**Brief**
Reproduce the following material exactly, including every line.

**Supplied entries**
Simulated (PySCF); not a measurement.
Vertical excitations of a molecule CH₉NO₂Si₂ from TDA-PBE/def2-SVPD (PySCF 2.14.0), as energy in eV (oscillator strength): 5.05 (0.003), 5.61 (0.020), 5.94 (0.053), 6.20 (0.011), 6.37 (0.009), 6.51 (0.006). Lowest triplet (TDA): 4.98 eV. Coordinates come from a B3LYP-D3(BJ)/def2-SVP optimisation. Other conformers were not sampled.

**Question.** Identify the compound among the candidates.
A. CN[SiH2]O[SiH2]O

**Written answer**
Simulated (PySCF); not a measurement.
Vertical excitations of a molecule CH₉NO₂Si₂ from TDA-PBE/def2-SVPD (PySCF 2.14.0), as energy in eV (oscillator strength): 5.05 (0.003), 5.61 (0.020), 5.94 (0.053), 6.20 (0.011), 6.37 (0.009), 6.51 (0.006). Lowest triplet (TDA): 4.98 eV. Coordinates come from a B3LYP-D3(BJ)/def2-SVP optimisation. Other conformers were not sampled.

**Question.** Identify the compound among the candidates.
A. CN[SiH2]O[SiH2]O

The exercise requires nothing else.